» Required action
Each record should appear again in the response exactly as it does in the original.

» Provided information
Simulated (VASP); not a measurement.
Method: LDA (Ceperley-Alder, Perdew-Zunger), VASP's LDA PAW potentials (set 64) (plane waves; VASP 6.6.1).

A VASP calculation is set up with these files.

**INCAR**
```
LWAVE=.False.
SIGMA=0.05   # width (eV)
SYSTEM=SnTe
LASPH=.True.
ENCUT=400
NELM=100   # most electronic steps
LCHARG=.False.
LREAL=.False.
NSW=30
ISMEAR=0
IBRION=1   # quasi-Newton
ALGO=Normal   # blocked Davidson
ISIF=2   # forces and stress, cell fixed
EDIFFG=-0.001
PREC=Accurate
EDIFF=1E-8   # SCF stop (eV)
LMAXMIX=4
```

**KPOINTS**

» Written response
Simulated (VASP); not a measurement.
Method: LDA (Ceperley-Alder, Perdew-Zunger), VASP's LDA PAW potentials (set 64) (plane waves; VASP 6.6.1).

A VASP calculation is set up with these files.

**INCAR**
```
LWAVE=.False.
SIGMA=0.05   # width (eV)
SYSTEM=SnTe
LASPH=.True.
ENCUT=400
NELM=100   # most electronic steps
LCHARG=.False.
LREAL=.False.
NSW=30
ISMEAR=0
IBRION=1   # quasi-Newton
ALGO=Normal   # blocked Davidson
ISIF=2   # forces and stress, cell fixed
EDIFFG=-0.001
PREC=Accurate
EDIFF=1E-8   # SCF stop (eV)
LMAXMIX=4
```

**KPOINTS**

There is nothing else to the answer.